Given entries:
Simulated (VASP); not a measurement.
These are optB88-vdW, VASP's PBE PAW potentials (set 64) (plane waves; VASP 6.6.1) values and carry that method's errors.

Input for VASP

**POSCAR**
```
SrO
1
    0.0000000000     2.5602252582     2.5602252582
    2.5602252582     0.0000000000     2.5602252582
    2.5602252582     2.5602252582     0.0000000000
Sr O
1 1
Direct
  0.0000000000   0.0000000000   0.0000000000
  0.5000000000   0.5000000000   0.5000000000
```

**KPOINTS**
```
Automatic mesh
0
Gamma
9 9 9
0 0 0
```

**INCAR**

Activity: Repeat the material above in full so that each line matches the original exactly.

Written answer:
Simulated (VASP); not a measurement.
These are optB88-vdW, VASP's PBE PAW potentials (set 64) (plane waves; VASP 6.6.1) values and carry that method's errors.

Input for VASP

**POSCAR**
```
SrO
1
    0.0000000000     2.5602252582     2.5602252582
    2.5602252582     0.0000000000     2.5602252582
    2.5602252582     2.5602252582     0.0000000000
Sr O
1 1
Direct
  0.0000000000   0.0000000000   0.0000000000
  0.5000000000   0.5000000000   0.5000000000
```

**KPOINTS**
```
Automatic mesh
0
Gamma
9 9 9
0 0 0
```

**INCAR**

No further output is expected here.